***** Supplied material
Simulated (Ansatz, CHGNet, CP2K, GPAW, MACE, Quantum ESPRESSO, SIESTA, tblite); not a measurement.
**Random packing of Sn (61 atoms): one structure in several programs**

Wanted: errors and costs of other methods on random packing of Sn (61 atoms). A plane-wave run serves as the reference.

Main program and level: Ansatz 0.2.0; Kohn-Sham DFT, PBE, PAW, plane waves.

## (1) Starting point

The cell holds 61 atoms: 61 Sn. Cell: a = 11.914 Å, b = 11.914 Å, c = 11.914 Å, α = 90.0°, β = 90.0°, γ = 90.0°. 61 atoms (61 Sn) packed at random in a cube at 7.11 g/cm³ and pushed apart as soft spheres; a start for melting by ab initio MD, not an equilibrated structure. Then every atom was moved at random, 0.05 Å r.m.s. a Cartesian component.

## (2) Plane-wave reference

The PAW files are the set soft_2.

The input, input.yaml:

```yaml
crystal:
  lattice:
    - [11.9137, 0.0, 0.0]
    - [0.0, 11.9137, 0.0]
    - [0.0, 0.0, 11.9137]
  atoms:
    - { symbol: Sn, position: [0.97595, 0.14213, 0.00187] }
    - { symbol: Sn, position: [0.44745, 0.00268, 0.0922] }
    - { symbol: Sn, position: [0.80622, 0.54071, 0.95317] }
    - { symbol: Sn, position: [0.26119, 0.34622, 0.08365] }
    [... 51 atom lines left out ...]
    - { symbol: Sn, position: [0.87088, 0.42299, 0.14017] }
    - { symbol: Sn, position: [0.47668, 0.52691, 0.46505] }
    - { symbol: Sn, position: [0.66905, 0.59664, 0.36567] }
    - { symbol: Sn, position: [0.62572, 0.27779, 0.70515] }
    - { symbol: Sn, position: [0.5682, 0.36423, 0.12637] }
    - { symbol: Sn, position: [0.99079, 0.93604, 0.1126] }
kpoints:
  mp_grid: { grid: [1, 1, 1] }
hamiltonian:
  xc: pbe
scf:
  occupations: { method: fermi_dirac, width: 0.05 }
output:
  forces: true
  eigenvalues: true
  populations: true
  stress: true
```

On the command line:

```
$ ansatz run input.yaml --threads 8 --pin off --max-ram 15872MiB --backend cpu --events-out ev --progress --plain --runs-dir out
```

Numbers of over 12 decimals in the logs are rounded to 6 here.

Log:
**********

**Work task**
Above are the lines; repeat exactly the ones from the line containing "On the command" down to the line containing "Numbers of over", both inclusive.

**Written solution**
On the command line:

```
$ ansatz run input.yaml --threads 8 --pin off --max-ram 15872MiB --backend cpu --events-out ev --progress --plain --runs-dir out
```

Numbers of over 12 decimals in the logs are rounded to 6 here.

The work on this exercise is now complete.